■ Action item:
Reproduce only the stretch of entries below that begins at the first line and ends at the line holding "Method: PBEsol; plane".

[[ Information supplied, beginning ]]

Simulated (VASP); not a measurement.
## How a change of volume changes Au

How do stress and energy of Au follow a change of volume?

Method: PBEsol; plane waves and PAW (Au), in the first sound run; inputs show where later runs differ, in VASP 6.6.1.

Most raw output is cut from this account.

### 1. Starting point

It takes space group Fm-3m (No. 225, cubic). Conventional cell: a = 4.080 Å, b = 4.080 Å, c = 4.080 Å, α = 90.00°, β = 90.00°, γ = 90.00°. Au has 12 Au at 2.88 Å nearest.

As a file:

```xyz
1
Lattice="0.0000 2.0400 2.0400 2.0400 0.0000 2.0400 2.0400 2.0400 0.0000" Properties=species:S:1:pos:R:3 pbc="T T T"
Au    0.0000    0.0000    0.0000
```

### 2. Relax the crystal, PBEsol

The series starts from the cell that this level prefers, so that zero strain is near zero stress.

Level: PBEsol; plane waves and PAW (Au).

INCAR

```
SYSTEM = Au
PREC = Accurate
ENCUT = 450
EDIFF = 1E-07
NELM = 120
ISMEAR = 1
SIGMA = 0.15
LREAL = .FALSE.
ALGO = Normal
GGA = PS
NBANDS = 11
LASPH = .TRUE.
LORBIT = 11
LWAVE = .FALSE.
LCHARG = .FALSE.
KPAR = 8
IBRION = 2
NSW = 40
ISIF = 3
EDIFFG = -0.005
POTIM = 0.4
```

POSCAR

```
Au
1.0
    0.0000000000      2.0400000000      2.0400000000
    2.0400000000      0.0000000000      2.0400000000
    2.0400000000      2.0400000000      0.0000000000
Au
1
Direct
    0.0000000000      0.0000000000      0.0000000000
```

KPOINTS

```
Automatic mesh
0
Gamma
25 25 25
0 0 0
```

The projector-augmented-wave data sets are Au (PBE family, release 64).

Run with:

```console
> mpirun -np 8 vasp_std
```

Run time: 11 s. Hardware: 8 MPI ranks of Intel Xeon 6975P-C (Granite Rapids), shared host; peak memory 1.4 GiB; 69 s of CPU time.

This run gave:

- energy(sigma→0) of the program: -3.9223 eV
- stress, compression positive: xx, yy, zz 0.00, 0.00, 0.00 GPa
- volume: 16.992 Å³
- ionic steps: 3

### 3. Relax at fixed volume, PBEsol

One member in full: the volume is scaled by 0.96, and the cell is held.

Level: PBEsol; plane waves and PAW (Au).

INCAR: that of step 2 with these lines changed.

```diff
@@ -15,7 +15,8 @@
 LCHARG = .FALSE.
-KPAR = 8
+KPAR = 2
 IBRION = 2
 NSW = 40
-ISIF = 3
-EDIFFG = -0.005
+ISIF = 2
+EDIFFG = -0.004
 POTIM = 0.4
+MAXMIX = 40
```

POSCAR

[[ Information supplied, end ]]

■ Your response:
Simulated (VASP); not a measurement.
## How a change of volume changes Au

How do stress and energy of Au follow a change of volume?

Method: PBEsol; plane waves and PAW (Au), in the first sound run; inputs show where later runs differ, in VASP 6.6.1.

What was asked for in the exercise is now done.